BEGIN
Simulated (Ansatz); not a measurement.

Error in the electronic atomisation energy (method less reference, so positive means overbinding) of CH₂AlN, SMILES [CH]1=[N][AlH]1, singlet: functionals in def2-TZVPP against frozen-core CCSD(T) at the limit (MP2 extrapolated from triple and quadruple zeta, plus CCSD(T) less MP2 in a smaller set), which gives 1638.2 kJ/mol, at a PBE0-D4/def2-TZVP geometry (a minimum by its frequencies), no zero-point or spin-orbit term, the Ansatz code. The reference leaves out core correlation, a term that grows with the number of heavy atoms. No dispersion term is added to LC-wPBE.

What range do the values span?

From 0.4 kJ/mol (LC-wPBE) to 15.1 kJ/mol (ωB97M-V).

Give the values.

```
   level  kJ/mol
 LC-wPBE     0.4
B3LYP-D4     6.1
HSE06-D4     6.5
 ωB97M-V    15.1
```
END

» Assignment
Beginning at the first line of the data above, retype each line until you reach the line containing "Error in the", and include that one too. Add nothing else.

» Response
Simulated (Ansatz); not a measurement.

Error in the electronic atomisation energy (method less reference, so positive means overbinding) of CH₂AlN, SMILES [CH]1=[N][AlH]1, singlet: functionals in def2-TZVPP against frozen-core CCSD(T) at the limit (MP2 extrapolated from triple and quadruple zeta, plus CCSD(T) less MP2 in a smaller set), which gives 1638.2 kJ/mol, at a PBE0-D4/def2-TZVP geometry (a minimum by its frequencies), no zero-point or spin-orbit term, the Ansatz code. The reference leaves out core correlation, a term that grows with the number of heavy atoms. No dispersion term is added to LC-wPBE.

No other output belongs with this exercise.